• _DATASET ENTRIES_:
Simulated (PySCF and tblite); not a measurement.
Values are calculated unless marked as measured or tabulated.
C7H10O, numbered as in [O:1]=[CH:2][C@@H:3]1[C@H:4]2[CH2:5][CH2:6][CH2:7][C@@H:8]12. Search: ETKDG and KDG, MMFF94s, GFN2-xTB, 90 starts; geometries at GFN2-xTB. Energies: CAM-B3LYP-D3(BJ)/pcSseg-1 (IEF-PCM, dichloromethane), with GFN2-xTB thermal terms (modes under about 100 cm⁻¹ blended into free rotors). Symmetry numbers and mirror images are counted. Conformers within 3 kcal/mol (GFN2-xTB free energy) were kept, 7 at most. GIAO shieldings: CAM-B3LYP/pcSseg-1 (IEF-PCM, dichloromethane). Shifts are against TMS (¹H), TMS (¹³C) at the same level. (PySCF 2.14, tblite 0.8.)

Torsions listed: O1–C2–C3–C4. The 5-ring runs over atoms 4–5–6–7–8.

• _REQUIRED ACTION_: The data should be written out again in full, exactly as it stands.

• _EXERCISE OUTPUT_:
Simulated (PySCF and tblite); not a measurement.
Values are calculated unless marked as measured or tabulated.
C7H10O, numbered as in [O:1]=[CH:2][C@@H:3]1[C@H:4]2[CH2:5][CH2:6][CH2:7][C@@H:8]12. Search: ETKDG and KDG, MMFF94s, GFN2-xTB, 90 starts; geometries at GFN2-xTB. Energies: CAM-B3LYP-D3(BJ)/pcSseg-1 (IEF-PCM, dichloromethane), with GFN2-xTB thermal terms (modes under about 100 cm⁻¹ blended into free rotors). Symmetry numbers and mirror images are counted. Conformers within 3 kcal/mol (GFN2-xTB free energy) were kept, 7 at most. GIAO shieldings: CAM-B3LYP/pcSseg-1 (IEF-PCM, dichloromethane). Shifts are against TMS (¹H), TMS (¹³C) at the same level. (PySCF 2.14, tblite 0.8.)

Torsions listed: O1–C2–C3–C4. The 5-ring runs over atoms 4–5–6–7–8.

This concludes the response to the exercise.